→ Action item: Nothing but the lines from the one containing "F₂ + H₂ + HCl**" through the one containing "Input: 1 mol", both included, should be given again, each exactly as written below.

====
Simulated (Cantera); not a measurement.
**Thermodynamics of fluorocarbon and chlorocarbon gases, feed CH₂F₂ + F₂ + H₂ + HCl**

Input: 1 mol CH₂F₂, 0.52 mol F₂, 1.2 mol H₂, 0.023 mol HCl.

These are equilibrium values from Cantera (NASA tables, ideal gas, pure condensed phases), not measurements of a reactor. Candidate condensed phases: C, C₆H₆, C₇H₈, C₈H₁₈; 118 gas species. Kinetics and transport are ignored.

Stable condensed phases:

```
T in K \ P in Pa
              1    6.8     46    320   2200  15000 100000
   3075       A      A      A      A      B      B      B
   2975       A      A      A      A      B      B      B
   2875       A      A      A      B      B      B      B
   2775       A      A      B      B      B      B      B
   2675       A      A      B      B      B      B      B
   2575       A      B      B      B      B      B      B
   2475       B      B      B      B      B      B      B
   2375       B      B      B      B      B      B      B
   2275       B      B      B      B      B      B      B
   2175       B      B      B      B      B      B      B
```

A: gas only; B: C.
====

→ Worked solution:
**Thermodynamics of fluorocarbon and chlorocarbon gases, feed CH₂F₂ + F₂ + H₂ + HCl**

Input: 1 mol CH₂F₂, 0.52 mol F₂, 1.2 mol H₂, 0.023 mol HCl.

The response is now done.